- **Required action**:
An exact reproduction of all the entries below is required.

- **Extracted information**:
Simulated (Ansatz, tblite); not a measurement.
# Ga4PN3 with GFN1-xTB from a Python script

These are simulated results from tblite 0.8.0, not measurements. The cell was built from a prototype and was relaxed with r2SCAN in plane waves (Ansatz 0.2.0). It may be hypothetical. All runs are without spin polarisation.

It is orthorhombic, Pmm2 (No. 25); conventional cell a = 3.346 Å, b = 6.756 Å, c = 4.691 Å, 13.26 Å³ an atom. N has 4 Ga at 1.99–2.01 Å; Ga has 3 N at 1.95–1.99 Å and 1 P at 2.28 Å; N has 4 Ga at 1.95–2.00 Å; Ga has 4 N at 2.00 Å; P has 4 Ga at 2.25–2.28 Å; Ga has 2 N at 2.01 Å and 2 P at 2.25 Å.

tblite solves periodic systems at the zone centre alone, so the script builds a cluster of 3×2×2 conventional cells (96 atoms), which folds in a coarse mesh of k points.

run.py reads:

- **Written answer**:
Simulated (Ansatz, tblite); not a measurement.
# Ga4PN3 with GFN1-xTB from a Python script

These are simulated results from tblite 0.8.0, not measurements. The cell was built from a prototype and was relaxed with r2SCAN in plane waves (Ansatz 0.2.0). It may be hypothetical. All runs are without spin polarisation.

It is orthorhombic, Pmm2 (No. 25); conventional cell a = 3.346 Å, b = 6.756 Å, c = 4.691 Å, 13.26 Å³ an atom. N has 4 Ga at 1.99–2.01 Å; Ga has 3 N at 1.95–1.99 Å and 1 P at 2.28 Å; N has 4 Ga at 1.95–2.00 Å; Ga has 4 N at 2.00 Å; P has 4 Ga at 2.25–2.28 Å; Ga has 2 N at 2.01 Å and 2 P at 2.25 Å.

tblite solves periodic systems at the zone centre alone, so the script builds a cluster of 3×2×2 conventional cells (96 atoms), which folds in a coarse mesh of k points.

run.py reads:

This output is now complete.